**PROVIDED MATERIAL**
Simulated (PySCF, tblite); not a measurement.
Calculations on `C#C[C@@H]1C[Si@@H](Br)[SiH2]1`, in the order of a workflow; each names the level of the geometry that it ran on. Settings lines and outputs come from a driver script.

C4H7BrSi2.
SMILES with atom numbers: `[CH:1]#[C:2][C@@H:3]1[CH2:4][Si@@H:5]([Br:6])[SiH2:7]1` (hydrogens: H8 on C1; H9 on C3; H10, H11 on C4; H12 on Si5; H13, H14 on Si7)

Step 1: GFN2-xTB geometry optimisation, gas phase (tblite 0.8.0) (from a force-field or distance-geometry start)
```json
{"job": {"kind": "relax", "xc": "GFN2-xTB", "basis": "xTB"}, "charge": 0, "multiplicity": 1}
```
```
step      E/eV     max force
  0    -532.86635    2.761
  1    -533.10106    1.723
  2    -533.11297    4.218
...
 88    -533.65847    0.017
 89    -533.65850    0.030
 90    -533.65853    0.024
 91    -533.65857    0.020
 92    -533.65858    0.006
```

**WORK REQUEST**
What is needed is a faithful transcription of every entry.

**TASK OUTPUT**
Simulated (PySCF, tblite); not a measurement.
Calculations on `C#C[C@@H]1C[Si@@H](Br)[SiH2]1`, in the order of a workflow; each names the level of the geometry that it ran on. Settings lines and outputs come from a driver script.

C4H7BrSi2.
SMILES with atom numbers: `[CH:1]#[C:2][C@@H:3]1[CH2:4][Si@@H:5]([Br:6])[SiH2:7]1` (hydrogens: H8 on C1; H9 on C3; H10, H11 on C4; H12 on Si5; H13, H14 on Si7)

Step 1: GFN2-xTB geometry optimisation, gas phase (tblite 0.8.0) (from a force-field or distance-geometry start)
```json
{"job": {"kind": "relax", "xc": "GFN2-xTB", "basis": "xTB"}, "charge": 0, "multiplicity": 1}
```
```
step      E/eV     max force
  0    -532.86635    2.761
  1    -533.10106    1.723
  2    -533.11297    4.218
...
 88    -533.65847    0.017
 89    -533.65850    0.030
 90    -533.65853    0.024
 91    -533.65857    0.020
 92    -533.65858    0.006
```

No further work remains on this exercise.